───── Extracted records

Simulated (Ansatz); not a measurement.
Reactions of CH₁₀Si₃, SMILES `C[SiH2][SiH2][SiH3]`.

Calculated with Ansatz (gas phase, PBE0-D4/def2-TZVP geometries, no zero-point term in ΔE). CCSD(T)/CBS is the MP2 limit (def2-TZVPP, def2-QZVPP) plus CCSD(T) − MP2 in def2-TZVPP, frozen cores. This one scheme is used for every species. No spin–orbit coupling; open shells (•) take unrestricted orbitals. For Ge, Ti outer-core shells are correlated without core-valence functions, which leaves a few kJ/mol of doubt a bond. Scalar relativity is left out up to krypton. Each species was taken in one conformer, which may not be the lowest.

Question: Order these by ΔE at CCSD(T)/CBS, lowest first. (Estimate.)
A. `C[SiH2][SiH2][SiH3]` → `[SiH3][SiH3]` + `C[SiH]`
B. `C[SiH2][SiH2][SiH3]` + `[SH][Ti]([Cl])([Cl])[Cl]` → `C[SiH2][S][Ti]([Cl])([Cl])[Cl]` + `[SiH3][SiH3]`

──────────

Brief >>
Include the first line of the listing, the line with "Reactions of CH₁₀Si₃, SMILES", and every line between them, each repeated exactly, and output only those.

Exercise answer >>
Simulated (Ansatz); not a measurement.
Reactions of CH₁₀Si₃, SMILES `C[SiH2][SiH2][SiH3]`.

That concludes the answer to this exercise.